==== Material supplied

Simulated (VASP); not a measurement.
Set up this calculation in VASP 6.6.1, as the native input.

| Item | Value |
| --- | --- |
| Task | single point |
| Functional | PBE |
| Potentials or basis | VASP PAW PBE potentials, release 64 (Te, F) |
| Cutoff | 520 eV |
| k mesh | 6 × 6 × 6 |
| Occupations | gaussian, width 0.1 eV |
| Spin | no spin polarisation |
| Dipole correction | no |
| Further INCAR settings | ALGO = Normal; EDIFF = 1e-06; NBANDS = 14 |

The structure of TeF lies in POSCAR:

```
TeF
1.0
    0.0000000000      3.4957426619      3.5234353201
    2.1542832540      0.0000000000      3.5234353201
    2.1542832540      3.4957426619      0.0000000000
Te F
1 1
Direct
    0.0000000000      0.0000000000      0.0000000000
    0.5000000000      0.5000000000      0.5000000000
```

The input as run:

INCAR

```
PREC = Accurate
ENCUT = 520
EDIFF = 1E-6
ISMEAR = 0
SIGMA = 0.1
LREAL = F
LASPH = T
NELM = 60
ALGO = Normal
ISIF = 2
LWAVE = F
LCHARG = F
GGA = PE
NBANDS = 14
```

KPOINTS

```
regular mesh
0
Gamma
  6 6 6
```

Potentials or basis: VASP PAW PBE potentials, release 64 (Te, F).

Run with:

========

Everything from the line with "64 (Te, F) |" through the line with "Potentials or basis: VASP" in the listing above must be retyped exactly, with nothing added.

Task response
| Potentials or basis | VASP PAW PBE potentials, release 64 (Te, F) |
| Cutoff | 520 eV |
| k mesh | 6 × 6 × 6 |
| Occupations | gaussian, width 0.1 eV |
| Spin | no spin polarisation |
| Dipole correction | no |
| Further INCAR settings | ALGO = Normal; EDIFF = 1e-06; NBANDS = 14 |

The structure of TeF lies in POSCAR:

```
TeF
1.0
    0.0000000000      3.4957426619      3.5234353201
    2.1542832540      0.0000000000      3.5234353201
    2.1542832540      3.4957426619      0.0000000000
Te F
1 1
Direct
    0.0000000000      0.0000000000      0.0000000000
    0.5000000000      0.5000000000      0.5000000000
```

The input as run:

INCAR

```
PREC = Accurate
ENCUT = 520
EDIFF = 1E-6
ISMEAR = 0
SIGMA = 0.1
LREAL = F
LASPH = T
NELM = 60
ALGO = Normal
ISIF = 2
LWAVE = F
LCHARG = F
GGA = PE
NBANDS = 14
```

KPOINTS

```
regular mesh
0
Gamma
  6 6 6
```

Potentials or basis: VASP PAW PBE potentials, release 64 (Te, F).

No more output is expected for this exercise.